### Work order
Copy all of the records below verbatim.

### Recorded information
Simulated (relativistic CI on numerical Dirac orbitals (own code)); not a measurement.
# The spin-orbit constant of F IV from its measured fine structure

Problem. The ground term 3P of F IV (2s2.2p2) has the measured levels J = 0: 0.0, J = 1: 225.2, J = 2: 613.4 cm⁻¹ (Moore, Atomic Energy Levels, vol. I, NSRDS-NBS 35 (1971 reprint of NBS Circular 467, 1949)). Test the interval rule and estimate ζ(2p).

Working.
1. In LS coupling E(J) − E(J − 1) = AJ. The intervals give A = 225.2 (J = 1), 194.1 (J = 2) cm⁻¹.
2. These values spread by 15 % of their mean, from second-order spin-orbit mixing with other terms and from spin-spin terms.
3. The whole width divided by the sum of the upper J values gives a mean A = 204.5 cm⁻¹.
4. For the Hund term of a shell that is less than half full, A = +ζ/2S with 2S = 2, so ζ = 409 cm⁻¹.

### Exercise result
Simulated (relativistic CI on numerical Dirac orbitals (own code)); not a measurement.
# The spin-orbit constant of F IV from its measured fine structure

Problem. The ground term 3P of F IV (2s2.2p2) has the measured levels J = 0: 0.0, J = 1: 225.2, J = 2: 613.4 cm⁻¹ (Moore, Atomic Energy Levels, vol. I, NSRDS-NBS 35 (1971 reprint of NBS Circular 467, 1949)). Test the interval rule and estimate ζ(2p).

Working.
1. In LS coupling E(J) − E(J − 1) = AJ. The intervals give A = 225.2 (J = 1), 194.1 (J = 2) cm⁻¹.
2. These values spread by 15 % of their mean, from second-order spin-orbit mixing with other terms and from spin-spin terms.
3. The whole width divided by the sum of the upper J values gives a mean A = 204.5 cm⁻¹.
4. For the Hund term of a shell that is less than half full, A = +ζ/2S with 2S = 2, so ζ = 409 cm⁻¹.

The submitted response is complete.